◆ REQUIRED ACTION
Starting at the top of the entries below, set down every line exactly, please, until you reach the line with "Measure the pattern", which is included too.

-------- DATASET EXCERPTS
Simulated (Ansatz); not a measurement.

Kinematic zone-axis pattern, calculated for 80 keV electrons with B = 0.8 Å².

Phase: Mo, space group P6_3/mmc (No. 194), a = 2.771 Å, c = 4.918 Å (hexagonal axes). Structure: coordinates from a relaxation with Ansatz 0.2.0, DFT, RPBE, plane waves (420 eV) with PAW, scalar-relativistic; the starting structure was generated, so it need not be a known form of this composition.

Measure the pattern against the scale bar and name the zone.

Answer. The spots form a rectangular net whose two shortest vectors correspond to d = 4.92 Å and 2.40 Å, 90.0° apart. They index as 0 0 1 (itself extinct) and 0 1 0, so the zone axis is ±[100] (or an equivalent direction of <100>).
----------------

◆ REPLY
Simulated (Ansatz); not a measurement.

Kinematic zone-axis pattern, calculated for 80 keV electrons with B = 0.8 Å².

Phase: Mo, space group P6_3/mmc (No. 194), a = 2.771 Å, c = 4.918 Å (hexagonal axes). Structure: coordinates from a relaxation with Ansatz 0.2.0, DFT, RPBE, plane waves (420 eV) with PAW, scalar-relativistic; the starting structure was generated, so it need not be a known form of this composition.

Measure the pattern against the scale bar and name the zone.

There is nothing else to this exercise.